--------------------

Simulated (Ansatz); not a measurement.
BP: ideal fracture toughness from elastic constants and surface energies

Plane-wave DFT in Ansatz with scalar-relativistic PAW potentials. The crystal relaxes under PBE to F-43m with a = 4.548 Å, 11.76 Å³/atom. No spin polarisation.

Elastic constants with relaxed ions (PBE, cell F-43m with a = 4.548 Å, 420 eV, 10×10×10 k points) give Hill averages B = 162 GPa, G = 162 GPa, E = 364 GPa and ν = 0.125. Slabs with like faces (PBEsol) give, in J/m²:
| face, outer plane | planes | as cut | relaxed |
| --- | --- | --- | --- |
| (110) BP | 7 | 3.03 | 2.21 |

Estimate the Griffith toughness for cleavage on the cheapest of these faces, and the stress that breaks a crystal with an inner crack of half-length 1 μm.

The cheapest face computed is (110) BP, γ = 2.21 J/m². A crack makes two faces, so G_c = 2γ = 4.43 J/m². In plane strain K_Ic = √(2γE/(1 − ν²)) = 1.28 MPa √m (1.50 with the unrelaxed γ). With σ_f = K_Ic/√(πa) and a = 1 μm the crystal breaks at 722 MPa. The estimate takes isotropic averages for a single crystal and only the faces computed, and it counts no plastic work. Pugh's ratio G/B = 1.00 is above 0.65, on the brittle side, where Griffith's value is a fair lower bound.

--------------------

### ACTIVITY
"Plane-wave DFT in" marks the last line to print; print everything from the first line of the data through that line, unchanged, and nothing more.

### WRITTEN ANSWER
Simulated (Ansatz); not a measurement.
BP: ideal fracture toughness from elastic constants and surface energies

Plane-wave DFT in Ansatz with scalar-relativistic PAW potentials. The crystal relaxes under PBE to F-43m with a = 4.548 Å, 11.76 Å³/atom. No spin polarisation.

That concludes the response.